▶ [WORK REQUEST]: The material below must be restated exactly, line by line.

▶ [DATA EXTRACT]:
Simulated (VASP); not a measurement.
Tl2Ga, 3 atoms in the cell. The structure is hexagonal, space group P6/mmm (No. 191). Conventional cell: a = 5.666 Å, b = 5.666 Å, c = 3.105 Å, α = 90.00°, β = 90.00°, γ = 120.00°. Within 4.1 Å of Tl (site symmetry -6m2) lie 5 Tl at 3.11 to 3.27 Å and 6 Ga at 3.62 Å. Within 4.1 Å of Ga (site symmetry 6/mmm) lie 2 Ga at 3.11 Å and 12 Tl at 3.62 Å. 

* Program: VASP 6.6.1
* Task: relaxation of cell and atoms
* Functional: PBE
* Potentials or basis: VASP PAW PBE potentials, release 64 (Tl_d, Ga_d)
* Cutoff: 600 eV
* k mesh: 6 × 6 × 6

▶ [SOLUTION]:
Simulated (VASP); not a measurement.
Tl2Ga, 3 atoms in the cell. The structure is hexagonal, space group P6/mmm (No. 191). Conventional cell: a = 5.666 Å, b = 5.666 Å, c = 3.105 Å, α = 90.00°, β = 90.00°, γ = 120.00°. Within 4.1 Å of Tl (site symmetry -6m2) lie 5 Tl at 3.11 to 3.27 Å and 6 Ga at 3.62 Å. Within 4.1 Å of Ga (site symmetry 6/mmm) lie 2 Ga at 3.11 Å and 12 Tl at 3.62 Å. 

* Program: VASP 6.6.1
* Task: relaxation of cell and atoms
* Functional: PBE
* Potentials or basis: VASP PAW PBE potentials, release 64 (Tl_d, Ga_d)
* Cutoff: 600 eV
* k mesh: 6 × 6 × 6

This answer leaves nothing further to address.